##########

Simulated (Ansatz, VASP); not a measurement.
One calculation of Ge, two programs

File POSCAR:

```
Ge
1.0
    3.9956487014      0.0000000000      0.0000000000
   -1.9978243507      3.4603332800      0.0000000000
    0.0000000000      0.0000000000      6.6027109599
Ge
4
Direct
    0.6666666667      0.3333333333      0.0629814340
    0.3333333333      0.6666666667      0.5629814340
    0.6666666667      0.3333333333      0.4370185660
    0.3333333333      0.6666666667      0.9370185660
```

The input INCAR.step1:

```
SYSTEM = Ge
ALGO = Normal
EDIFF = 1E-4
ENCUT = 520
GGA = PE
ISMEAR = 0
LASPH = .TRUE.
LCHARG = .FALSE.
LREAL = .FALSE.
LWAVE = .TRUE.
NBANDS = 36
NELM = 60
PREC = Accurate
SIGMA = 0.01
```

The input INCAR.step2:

##########

The full listing is to be restated word for word.

### Answer space
Simulated (Ansatz, VASP); not a measurement.
One calculation of Ge, two programs

File POSCAR:

```
Ge
1.0
    3.9956487014      0.0000000000      0.0000000000
   -1.9978243507      3.4603332800      0.0000000000
    0.0000000000      0.0000000000      6.6027109599
Ge
4
Direct
    0.6666666667      0.3333333333      0.0629814340
    0.3333333333      0.6666666667      0.5629814340
    0.6666666667      0.3333333333      0.4370185660
    0.3333333333      0.6666666667      0.9370185660
```

The input INCAR.step1:

```
SYSTEM = Ge
ALGO = Normal
EDIFF = 1E-4
ENCUT = 520
GGA = PE
ISMEAR = 0
LASPH = .TRUE.
LCHARG = .FALSE.
LREAL = .FALSE.
LWAVE = .TRUE.
NBANDS = 36
NELM = 60
PREC = Accurate
SIGMA = 0.01
```

The input INCAR.step2:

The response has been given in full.